### WORK TASK
What appears from the first line of the records below through the line containing "Estimate the wall time of this run." must be reproduced verbatim.

### SUPPLIED DATA
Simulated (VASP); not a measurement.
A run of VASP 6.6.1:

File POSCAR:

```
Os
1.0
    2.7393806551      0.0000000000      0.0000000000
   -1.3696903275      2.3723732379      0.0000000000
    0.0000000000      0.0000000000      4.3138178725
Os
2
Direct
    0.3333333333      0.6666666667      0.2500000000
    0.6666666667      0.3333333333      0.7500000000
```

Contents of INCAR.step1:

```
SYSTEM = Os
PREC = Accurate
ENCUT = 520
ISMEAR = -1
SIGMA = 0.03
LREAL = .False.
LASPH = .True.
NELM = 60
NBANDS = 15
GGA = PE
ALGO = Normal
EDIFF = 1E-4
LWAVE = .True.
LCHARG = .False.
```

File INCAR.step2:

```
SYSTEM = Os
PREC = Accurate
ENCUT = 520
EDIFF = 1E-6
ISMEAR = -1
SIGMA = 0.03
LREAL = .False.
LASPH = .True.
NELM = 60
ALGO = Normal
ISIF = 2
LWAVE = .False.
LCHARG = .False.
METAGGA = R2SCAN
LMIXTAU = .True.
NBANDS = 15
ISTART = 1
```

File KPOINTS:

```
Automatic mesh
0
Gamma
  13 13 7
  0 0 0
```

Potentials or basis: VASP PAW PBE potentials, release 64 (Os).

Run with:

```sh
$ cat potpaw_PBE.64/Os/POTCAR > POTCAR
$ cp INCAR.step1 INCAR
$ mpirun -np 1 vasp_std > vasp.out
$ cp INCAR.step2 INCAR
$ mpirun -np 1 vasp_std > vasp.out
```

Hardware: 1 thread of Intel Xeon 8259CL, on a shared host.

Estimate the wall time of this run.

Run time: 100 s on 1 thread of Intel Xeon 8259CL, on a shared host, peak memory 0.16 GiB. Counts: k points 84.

### WRITTEN SOLUTION
Simulated (VASP); not a measurement.
A run of VASP 6.6.1:

File POSCAR:

```
Os
1.0
    2.7393806551      0.0000000000      0.0000000000
   -1.3696903275      2.3723732379      0.0000000000
    0.0000000000      0.0000000000      4.3138178725
Os
2
Direct
    0.3333333333      0.6666666667      0.2500000000
    0.6666666667      0.3333333333      0.7500000000
```

Contents of INCAR.step1:

```
SYSTEM = Os
PREC = Accurate
ENCUT = 520
ISMEAR = -1
SIGMA = 0.03
LREAL = .False.
LASPH = .True.
NELM = 60
NBANDS = 15
GGA = PE
ALGO = Normal
EDIFF = 1E-4
LWAVE = .True.
LCHARG = .False.
```

File INCAR.step2:

```
SYSTEM = Os
PREC = Accurate
ENCUT = 520
EDIFF = 1E-6
ISMEAR = -1
SIGMA = 0.03
LREAL = .False.
LASPH = .True.
NELM = 60
ALGO = Normal
ISIF = 2
LWAVE = .False.
LCHARG = .False.
METAGGA = R2SCAN
LMIXTAU = .True.
NBANDS = 15
ISTART = 1
```

File KPOINTS:

```
Automatic mesh
0
Gamma
  13 13 7
  0 0 0
```

Potentials or basis: VASP PAW PBE potentials, release 64 (Os).

Run with:

```sh
$ cat potpaw_PBE.64/Os/POTCAR > POTCAR
$ cp INCAR.step1 INCAR
$ mpirun -np 1 vasp_std > vasp.out
$ cp INCAR.step2 INCAR
$ mpirun -np 1 vasp_std > vasp.out
```

Hardware: 1 thread of Intel Xeon 8259CL, on a shared host.

Estimate the wall time of this run.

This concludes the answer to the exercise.